§ §

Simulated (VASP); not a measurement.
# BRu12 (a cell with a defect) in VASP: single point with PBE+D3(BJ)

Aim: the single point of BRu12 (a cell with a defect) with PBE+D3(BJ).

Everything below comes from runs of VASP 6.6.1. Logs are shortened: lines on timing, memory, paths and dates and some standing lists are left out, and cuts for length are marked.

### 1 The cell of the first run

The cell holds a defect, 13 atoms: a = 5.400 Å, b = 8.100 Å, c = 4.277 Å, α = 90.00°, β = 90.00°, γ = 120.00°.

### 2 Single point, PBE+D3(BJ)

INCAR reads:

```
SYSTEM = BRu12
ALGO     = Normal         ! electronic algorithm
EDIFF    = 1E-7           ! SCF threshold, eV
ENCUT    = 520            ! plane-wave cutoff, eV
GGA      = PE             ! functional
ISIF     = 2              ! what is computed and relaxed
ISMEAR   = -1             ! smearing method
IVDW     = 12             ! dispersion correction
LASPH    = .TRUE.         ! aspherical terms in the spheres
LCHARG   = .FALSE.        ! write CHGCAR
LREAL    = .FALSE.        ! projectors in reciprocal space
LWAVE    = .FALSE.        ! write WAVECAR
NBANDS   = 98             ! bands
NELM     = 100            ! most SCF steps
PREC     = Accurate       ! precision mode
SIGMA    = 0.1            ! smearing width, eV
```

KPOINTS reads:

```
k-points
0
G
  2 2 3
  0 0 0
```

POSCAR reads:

§ §

- Required action:
Line by line, repeat the listing exactly as written.

- Task output:
Simulated (VASP); not a measurement.
# BRu12 (a cell with a defect) in VASP: single point with PBE+D3(BJ)

Aim: the single point of BRu12 (a cell with a defect) with PBE+D3(BJ).

Everything below comes from runs of VASP 6.6.1. Logs are shortened: lines on timing, memory, paths and dates and some standing lists are left out, and cuts for length are marked.

### 1 The cell of the first run

The cell holds a defect, 13 atoms: a = 5.400 Å, b = 8.100 Å, c = 4.277 Å, α = 90.00°, β = 90.00°, γ = 120.00°.

### 2 Single point, PBE+D3(BJ)

INCAR reads:

```
SYSTEM = BRu12
ALGO     = Normal         ! electronic algorithm
EDIFF    = 1E-7           ! SCF threshold, eV
ENCUT    = 520            ! plane-wave cutoff, eV
GGA      = PE             ! functional
ISIF     = 2              ! what is computed and relaxed
ISMEAR   = -1             ! smearing method
IVDW     = 12             ! dispersion correction
LASPH    = .TRUE.         ! aspherical terms in the spheres
LCHARG   = .FALSE.        ! write CHGCAR
LREAL    = .FALSE.        ! projectors in reciprocal space
LWAVE    = .FALSE.        ! write WAVECAR
NBANDS   = 98             ! bands
NELM     = 100            ! most SCF steps
PREC     = Accurate       ! precision mode
SIGMA    = 0.1            ! smearing width, eV
```

KPOINTS reads:

```
k-points
0
G
  2 2 3
  0 0 0
```

POSCAR reads:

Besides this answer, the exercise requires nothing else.